------------------------------------
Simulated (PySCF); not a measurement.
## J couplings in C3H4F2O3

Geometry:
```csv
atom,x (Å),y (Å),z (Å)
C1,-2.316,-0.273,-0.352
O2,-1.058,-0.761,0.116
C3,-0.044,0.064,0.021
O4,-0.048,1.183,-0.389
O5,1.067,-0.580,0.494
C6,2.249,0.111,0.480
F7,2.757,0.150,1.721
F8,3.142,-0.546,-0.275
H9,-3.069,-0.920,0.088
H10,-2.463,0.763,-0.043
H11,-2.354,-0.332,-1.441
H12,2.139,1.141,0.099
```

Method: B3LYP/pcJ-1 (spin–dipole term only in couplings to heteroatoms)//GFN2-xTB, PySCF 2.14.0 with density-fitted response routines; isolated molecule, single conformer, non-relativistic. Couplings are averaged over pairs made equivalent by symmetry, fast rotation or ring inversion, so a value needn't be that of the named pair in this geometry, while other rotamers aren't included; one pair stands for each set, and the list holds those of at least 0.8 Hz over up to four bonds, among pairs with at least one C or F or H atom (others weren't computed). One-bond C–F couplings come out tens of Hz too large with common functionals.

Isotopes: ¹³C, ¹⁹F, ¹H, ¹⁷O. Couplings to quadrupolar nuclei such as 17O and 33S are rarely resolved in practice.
------------------------------------

• WORK INSTRUCTION
Begin at the first line of the records above and quote every line verbatim through the one that contains "Method: B3LYP/pcJ-1 (spin–dipole".

• RESPONSE AREA
Simulated (PySCF); not a measurement.
## J couplings in C3H4F2O3

Geometry:
```csv
atom,x (Å),y (Å),z (Å)
C1,-2.316,-0.273,-0.352
O2,-1.058,-0.761,0.116
C3,-0.044,0.064,0.021
O4,-0.048,1.183,-0.389
O5,1.067,-0.580,0.494
C6,2.249,0.111,0.480
F7,2.757,0.150,1.721
F8,3.142,-0.546,-0.275
H9,-3.069,-0.920,0.088
H10,-2.463,0.763,-0.043
H11,-2.354,-0.332,-1.441
H12,2.139,1.141,0.099
```

Method: B3LYP/pcJ-1 (spin–dipole term only in couplings to heteroatoms)//GFN2-xTB, PySCF 2.14.0 with density-fitted response routines; isolated molecule, single conformer, non-relativistic. Couplings are averaged over pairs made equivalent by symmetry, fast rotation or ring inversion, so a value needn't be that of the named pair in this geometry, while other rotamers aren't included; one pair stands for each set, and the list holds those of at least 0.8 Hz over up to four bonds, among pairs with at least one C or F or H atom (others weren't computed). One-bond C–F couplings come out tens of Hz too large with common functionals.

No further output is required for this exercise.